Dataset ▸
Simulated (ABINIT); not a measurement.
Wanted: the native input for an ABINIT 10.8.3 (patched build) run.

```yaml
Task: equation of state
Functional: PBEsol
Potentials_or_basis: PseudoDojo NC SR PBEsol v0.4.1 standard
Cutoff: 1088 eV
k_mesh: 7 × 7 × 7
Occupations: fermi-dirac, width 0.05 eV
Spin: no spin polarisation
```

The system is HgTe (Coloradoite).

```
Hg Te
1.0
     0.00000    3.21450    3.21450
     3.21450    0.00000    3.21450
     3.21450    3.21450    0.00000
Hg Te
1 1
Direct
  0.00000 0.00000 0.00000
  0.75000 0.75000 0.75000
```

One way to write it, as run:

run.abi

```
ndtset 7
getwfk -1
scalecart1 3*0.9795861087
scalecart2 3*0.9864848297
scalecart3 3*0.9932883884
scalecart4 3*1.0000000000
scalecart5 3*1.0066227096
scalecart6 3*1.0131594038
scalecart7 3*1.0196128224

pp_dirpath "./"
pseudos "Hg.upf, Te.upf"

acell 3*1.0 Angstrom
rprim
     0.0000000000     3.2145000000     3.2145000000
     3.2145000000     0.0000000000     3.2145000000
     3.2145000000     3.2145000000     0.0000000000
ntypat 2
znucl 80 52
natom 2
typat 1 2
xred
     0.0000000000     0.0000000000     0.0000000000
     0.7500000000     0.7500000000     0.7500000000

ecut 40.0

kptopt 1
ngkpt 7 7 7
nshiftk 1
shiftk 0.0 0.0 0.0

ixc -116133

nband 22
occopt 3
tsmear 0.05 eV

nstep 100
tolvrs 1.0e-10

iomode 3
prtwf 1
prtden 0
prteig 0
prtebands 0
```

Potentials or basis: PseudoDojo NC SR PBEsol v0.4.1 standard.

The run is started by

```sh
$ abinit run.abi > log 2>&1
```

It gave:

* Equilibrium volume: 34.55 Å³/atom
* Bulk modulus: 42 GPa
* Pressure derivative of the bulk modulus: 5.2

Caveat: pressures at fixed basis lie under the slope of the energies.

Requirement ▸ Starting at the line above that contains "modulus: 42 GPa", repeat each line exactly up to and including the line that contains "bulk modulus: 5.2", and stop there.

Exercise result ▸
* Bulk modulus: 42 GPa
* Pressure derivative of the bulk modulus: 5.2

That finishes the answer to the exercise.